> Information shown:
- - - -

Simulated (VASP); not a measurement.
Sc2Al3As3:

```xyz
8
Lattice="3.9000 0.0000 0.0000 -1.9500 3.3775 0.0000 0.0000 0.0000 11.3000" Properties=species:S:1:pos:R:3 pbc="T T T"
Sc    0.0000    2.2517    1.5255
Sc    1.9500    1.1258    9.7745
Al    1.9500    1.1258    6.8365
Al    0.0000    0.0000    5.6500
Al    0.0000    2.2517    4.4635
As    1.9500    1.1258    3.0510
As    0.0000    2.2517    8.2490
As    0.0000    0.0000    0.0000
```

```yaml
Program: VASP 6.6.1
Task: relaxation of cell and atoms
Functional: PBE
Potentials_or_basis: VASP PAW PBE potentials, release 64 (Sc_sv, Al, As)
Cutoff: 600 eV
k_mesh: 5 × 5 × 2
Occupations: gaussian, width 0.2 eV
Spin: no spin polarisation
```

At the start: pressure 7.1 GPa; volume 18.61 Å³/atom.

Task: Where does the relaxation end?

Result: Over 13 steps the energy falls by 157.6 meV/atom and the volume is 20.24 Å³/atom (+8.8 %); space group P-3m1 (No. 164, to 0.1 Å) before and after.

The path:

- - - -

> Work request: Whatever the entries say, repeat all of them exactly.

> Response area:
Simulated (VASP); not a measurement.
Sc2Al3As3:

```xyz
8
Lattice="3.9000 0.0000 0.0000 -1.9500 3.3775 0.0000 0.0000 0.0000 11.3000" Properties=species:S:1:pos:R:3 pbc="T T T"
Sc    0.0000    2.2517    1.5255
Sc    1.9500    1.1258    9.7745
Al    1.9500    1.1258    6.8365
Al    0.0000    0.0000    5.6500
Al    0.0000    2.2517    4.4635
As    1.9500    1.1258    3.0510
As    0.0000    2.2517    8.2490
As    0.0000    0.0000    0.0000
```

```yaml
Program: VASP 6.6.1
Task: relaxation of cell and atoms
Functional: PBE
Potentials_or_basis: VASP PAW PBE potentials, release 64 (Sc_sv, Al, As)
Cutoff: 600 eV
k_mesh: 5 × 5 × 2
Occupations: gaussian, width 0.2 eV
Spin: no spin polarisation
```

At the start: pressure 7.1 GPa; volume 18.61 Å³/atom.

Task: Where does the relaxation end?

Result: Over 13 steps the energy falls by 157.6 meV/atom and the volume is 20.24 Å³/atom (+8.8 %); space group P-3m1 (No. 164, to 0.1 Å) before and after.

The path:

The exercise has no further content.